## Task item
The output should be all entries, each matching the original exactly.

•••

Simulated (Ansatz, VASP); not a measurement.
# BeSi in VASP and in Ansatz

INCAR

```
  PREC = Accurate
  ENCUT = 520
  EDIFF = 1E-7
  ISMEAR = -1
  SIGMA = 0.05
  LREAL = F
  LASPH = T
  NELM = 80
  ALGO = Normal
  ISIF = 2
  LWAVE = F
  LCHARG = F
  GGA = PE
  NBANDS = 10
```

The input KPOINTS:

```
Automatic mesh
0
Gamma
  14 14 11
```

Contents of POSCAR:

•••

## Your solution
Simulated (Ansatz, VASP); not a measurement.
# BeSi in VASP and in Ansatz

INCAR

```
  PREC = Accurate
  ENCUT = 520
  EDIFF = 1E-7
  ISMEAR = -1
  SIGMA = 0.05
  LREAL = F
  LASPH = T
  NELM = 80
  ALGO = Normal
  ISIF = 2
  LWAVE = F
  LCHARG = F
  GGA = PE
  NBANDS = 10
```

The input KPOINTS:

```
Automatic mesh
0
Gamma
  14 14 11
```

Contents of POSCAR:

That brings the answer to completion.